Provided information:
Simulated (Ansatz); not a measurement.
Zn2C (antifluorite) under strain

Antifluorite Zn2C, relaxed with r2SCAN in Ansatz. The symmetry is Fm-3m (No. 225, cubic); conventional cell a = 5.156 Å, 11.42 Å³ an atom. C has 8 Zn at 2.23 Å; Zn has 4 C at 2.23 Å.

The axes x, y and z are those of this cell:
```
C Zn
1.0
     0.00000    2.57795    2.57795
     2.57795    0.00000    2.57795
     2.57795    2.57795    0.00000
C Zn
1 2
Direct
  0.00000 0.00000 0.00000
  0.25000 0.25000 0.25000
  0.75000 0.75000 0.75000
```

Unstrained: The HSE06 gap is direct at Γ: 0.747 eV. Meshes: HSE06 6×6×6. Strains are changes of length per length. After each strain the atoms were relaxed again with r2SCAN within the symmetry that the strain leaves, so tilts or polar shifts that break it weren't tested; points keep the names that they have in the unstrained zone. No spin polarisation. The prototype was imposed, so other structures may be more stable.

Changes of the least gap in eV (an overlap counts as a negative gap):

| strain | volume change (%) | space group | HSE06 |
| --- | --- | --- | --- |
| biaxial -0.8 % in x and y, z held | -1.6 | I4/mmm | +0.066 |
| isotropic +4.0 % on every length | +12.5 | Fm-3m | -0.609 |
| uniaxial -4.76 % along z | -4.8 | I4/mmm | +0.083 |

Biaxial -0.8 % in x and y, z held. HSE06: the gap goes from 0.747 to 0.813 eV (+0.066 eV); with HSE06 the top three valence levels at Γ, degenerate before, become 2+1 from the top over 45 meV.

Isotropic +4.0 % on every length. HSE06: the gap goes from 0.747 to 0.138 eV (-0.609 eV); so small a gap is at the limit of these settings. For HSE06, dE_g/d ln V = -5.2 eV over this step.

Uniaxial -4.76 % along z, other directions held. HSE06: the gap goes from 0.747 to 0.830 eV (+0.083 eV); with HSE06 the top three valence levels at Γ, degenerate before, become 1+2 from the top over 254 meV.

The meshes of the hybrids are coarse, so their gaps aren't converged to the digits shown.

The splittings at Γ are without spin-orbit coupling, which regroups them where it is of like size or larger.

Work task: Taking the lines above, repeat exactly those from the line that contains "Uniaxial -4.76 % along z, other" through the line that contains "The meshes of", and both of those lines as well. Include nothing else.

Response area:
Uniaxial -4.76 % along z, other directions held. HSE06: the gap goes from 0.747 to 0.830 eV (+0.083 eV); with HSE06 the top three valence levels at Γ, degenerate before, become 1+2 from the top over 254 meV.

The meshes of the hybrids are coarse, so their gaps aren't converged to the digits shown.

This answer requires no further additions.